▶ [Work task]: Some of the lines below need repeating. Reproduce exactly those between the lines holding "Its results: pressure" and "The run is repeated", inclusive.

▶ [Excerpted data]:
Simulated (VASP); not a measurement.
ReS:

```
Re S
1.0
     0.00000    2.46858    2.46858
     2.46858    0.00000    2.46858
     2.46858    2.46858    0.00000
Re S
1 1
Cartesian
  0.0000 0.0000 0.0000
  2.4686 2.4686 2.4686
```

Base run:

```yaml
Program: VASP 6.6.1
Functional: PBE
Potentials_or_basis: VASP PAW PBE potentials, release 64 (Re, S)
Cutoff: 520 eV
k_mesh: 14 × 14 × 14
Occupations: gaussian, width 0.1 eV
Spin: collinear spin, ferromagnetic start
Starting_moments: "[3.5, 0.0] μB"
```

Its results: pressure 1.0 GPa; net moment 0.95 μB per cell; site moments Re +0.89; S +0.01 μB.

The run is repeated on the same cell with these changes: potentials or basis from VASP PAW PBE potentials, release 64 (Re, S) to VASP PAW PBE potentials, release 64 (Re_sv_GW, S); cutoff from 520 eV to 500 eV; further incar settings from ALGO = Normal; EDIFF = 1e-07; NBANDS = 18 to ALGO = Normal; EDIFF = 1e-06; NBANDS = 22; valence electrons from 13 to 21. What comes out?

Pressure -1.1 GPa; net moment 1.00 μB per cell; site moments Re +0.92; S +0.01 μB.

▶ [Written answer]:
Its results: pressure 1.0 GPa; net moment 0.95 μB per cell; site moments Re +0.89; S +0.01 μB.

The run is repeated on the same cell with these changes: potentials or basis from VASP PAW PBE potentials, release 64 (Re, S) to VASP PAW PBE potentials, release 64 (Re_sv_GW, S); cutoff from 520 eV to 500 eV; further incar settings from ALGO = Normal; EDIFF = 1e-07; NBANDS = 18 to ALGO = Normal; EDIFF = 1e-06; NBANDS = 22; valence electrons from 13 to 21. What comes out?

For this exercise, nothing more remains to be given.